Assigned task:
In the material below, find the line that contains "Level of theory: PBE0/pcSseg-1, SCF" and the line that contains "1.3615 | -0.0249 |", then write out exactly those two lines and everything between them.

START Data under study

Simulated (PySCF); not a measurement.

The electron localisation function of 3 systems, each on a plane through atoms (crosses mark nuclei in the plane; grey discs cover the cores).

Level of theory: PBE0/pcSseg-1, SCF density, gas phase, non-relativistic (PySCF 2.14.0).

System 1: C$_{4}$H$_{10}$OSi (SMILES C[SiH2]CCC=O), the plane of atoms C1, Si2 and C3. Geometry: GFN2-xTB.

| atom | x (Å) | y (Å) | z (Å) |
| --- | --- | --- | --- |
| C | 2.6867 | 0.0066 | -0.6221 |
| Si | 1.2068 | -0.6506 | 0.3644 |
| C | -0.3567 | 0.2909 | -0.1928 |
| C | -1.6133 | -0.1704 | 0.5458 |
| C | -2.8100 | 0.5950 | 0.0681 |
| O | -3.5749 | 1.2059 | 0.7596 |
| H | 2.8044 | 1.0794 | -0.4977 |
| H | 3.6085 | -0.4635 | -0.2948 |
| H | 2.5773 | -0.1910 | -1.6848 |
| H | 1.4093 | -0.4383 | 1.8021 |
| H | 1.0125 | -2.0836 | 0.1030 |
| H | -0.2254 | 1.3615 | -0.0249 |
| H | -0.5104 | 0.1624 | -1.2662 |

END Data under study

Your response:
Level of theory: PBE0/pcSseg-1, SCF density, gas phase, non-relativistic (PySCF 2.14.0).

System 1: C$_{4}$H$_{10}$OSi (SMILES C[SiH2]CCC=O), the plane of atoms C1, Si2 and C3. Geometry: GFN2-xTB.

| atom | x (Å) | y (Å) | z (Å) |
| --- | --- | --- | --- |
| C | 2.6867 | 0.0066 | -0.6221 |
| Si | 1.2068 | -0.6506 | 0.3644 |
| C | -0.3567 | 0.2909 | -0.1928 |
| C | -1.6133 | -0.1704 | 0.5458 |
| C | -2.8100 | 0.5950 | 0.0681 |
| O | -3.5749 | 1.2059 | 0.7596 |
| H | 2.8044 | 1.0794 | -0.4977 |
| H | 3.6085 | -0.4635 | -0.2948 |
| H | 2.5773 | -0.1910 | -1.6848 |
| H | 1.4093 | -0.4383 | 1.8021 |
| H | 1.0125 | -2.0836 | 0.1030 |
| H | -0.2254 | 1.3615 | -0.0249 |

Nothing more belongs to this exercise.